[Excerpted data — start]

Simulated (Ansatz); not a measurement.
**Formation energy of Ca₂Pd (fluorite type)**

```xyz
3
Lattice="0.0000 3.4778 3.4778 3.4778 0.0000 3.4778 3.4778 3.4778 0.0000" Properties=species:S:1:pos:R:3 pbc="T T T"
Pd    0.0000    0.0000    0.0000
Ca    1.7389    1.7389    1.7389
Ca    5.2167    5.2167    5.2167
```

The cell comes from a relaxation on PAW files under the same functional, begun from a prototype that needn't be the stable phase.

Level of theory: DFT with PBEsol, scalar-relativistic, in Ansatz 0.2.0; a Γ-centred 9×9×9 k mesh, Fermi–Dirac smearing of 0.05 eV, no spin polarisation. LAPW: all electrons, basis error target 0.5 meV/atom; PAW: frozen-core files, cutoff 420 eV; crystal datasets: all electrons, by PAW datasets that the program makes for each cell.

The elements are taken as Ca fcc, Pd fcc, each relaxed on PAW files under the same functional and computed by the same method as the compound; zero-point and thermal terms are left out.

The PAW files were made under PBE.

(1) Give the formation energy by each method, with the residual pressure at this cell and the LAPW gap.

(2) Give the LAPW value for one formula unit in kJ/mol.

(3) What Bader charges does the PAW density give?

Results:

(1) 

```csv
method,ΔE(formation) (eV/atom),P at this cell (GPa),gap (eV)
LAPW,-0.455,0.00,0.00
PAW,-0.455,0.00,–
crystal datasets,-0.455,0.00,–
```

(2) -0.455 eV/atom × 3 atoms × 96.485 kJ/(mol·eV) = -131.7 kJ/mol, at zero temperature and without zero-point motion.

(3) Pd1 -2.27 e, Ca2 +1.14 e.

[Excerpted data — finish]

• Required action: Write out the records once more, precisely as they stand.

• Written answer:
Simulated (Ansatz); not a measurement.
**Formation energy of Ca₂Pd (fluorite type)**

```xyz
3
Lattice="0.0000 3.4778 3.4778 3.4778 0.0000 3.4778 3.4778 3.4778 0.0000" Properties=species:S:1:pos:R:3 pbc="T T T"
Pd    0.0000    0.0000    0.0000
Ca    1.7389    1.7389    1.7389
Ca    5.2167    5.2167    5.2167
```

The cell comes from a relaxation on PAW files under the same functional, begun from a prototype that needn't be the stable phase.

Level of theory: DFT with PBEsol, scalar-relativistic, in Ansatz 0.2.0; a Γ-centred 9×9×9 k mesh, Fermi–Dirac smearing of 0.05 eV, no spin polarisation. LAPW: all electrons, basis error target 0.5 meV/atom; PAW: frozen-core files, cutoff 420 eV; crystal datasets: all electrons, by PAW datasets that the program makes for each cell.

The elements are taken as Ca fcc, Pd fcc, each relaxed on PAW files under the same functional and computed by the same method as the compound; zero-point and thermal terms are left out.

The PAW files were made under PBE.

(1) Give the formation energy by each method, with the residual pressure at this cell and the LAPW gap.

(2) Give the LAPW value for one formula unit in kJ/mol.

(3) What Bader charges does the PAW density give?

Results:

(1) 

```csv
method,ΔE(formation) (eV/atom),P at this cell (GPa),gap (eV)
LAPW,-0.455,0.00,0.00
PAW,-0.455,0.00,–
crystal datasets,-0.455,0.00,–
```

(2) -0.455 eV/atom × 3 atoms × 96.485 kJ/(mol·eV) = -131.7 kJ/mol, at zero temperature and without zero-point motion.

(3) Pd1 -2.27 e, Ca2 +1.14 e.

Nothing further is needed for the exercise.